────────────────

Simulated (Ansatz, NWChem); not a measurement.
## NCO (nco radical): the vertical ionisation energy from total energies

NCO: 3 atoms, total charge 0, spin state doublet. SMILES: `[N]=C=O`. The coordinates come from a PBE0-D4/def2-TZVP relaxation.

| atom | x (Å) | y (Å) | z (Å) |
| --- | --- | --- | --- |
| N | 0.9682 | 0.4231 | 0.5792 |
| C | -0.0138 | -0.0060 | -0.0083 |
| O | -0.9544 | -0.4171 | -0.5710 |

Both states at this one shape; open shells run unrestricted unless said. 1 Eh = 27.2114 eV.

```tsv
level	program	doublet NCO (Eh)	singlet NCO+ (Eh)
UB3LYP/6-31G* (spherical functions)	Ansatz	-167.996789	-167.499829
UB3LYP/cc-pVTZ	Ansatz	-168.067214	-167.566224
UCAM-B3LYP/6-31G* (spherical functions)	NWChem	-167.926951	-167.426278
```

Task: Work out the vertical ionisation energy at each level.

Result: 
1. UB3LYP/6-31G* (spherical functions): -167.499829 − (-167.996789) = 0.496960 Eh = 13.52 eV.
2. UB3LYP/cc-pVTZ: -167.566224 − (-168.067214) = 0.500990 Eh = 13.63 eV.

────────────────

** WORK TASK **
Search the listing above for the lines with "Task: Work out" and "1. UB3LYP/6-31G* (spherical", then output those lines and all lines between them exactly.

** RESPONSE **
Task: Work out the vertical ionisation energy at each level.

Result: 
1. UB3LYP/6-31G* (spherical functions): -167.499829 − (-167.996789) = 0.496960 Eh = 13.52 eV.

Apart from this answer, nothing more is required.